→ **Action item**:
Reproduce all of the records exactly.

→ **Records supplied**:
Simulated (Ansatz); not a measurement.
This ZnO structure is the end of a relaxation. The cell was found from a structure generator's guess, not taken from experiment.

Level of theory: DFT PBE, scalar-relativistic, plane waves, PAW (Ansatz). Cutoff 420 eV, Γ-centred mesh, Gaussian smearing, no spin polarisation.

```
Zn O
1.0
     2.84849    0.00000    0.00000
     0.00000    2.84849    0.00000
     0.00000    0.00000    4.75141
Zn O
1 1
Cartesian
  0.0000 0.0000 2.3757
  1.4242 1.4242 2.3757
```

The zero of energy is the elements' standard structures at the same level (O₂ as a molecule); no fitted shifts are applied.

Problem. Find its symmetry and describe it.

→ **Task result**:
Simulated (Ansatz); not a measurement.
This ZnO structure is the end of a relaxation. The cell was found from a structure generator's guess, not taken from experiment.

Level of theory: DFT PBE, scalar-relativistic, plane waves, PAW (Ansatz). Cutoff 420 eV, Γ-centred mesh, Gaussian smearing, no spin polarisation.

```
Zn O
1.0
     2.84849    0.00000    0.00000
     0.00000    2.84849    0.00000
     0.00000    0.00000    4.75141
Zn O
1 1
Cartesian
  0.0000 0.0000 2.3757
  1.4242 1.4242 2.3757
```

The zero of energy is the elements' standard structures at the same level (O₂ as a molecule); no fitted shifts are applied.

Problem. Find its symmetry and describe it.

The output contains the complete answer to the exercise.